* Required action
Write the entries out exactly, with the final line being the one containing "The dzp basis".

* Dataset entries
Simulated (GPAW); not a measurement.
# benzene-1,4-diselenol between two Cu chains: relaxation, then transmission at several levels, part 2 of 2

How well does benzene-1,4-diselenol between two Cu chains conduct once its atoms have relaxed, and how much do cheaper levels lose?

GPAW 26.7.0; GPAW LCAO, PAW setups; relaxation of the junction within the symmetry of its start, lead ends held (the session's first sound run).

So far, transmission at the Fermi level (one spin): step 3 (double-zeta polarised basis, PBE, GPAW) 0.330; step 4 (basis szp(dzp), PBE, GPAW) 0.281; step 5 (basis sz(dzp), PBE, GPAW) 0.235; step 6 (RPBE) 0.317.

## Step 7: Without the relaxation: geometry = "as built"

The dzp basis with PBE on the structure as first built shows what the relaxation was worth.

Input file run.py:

* Task answer
Simulated (GPAW); not a measurement.
# benzene-1,4-diselenol between two Cu chains: relaxation, then transmission at several levels, part 2 of 2

How well does benzene-1,4-diselenol between two Cu chains conduct once its atoms have relaxed, and how much do cheaper levels lose?

GPAW 26.7.0; GPAW LCAO, PAW setups; relaxation of the junction within the symmetry of its start, lead ends held (the session's first sound run).

So far, transmission at the Fermi level (one spin): step 3 (double-zeta polarised basis, PBE, GPAW) 0.330; step 4 (basis szp(dzp), PBE, GPAW) 0.281; step 5 (basis sz(dzp), PBE, GPAW) 0.235; step 6 (RPBE) 0.317.

## Step 7: Without the relaxation: geometry = "as built"

The dzp basis with PBE on the structure as first built shows what the relaxation was worth.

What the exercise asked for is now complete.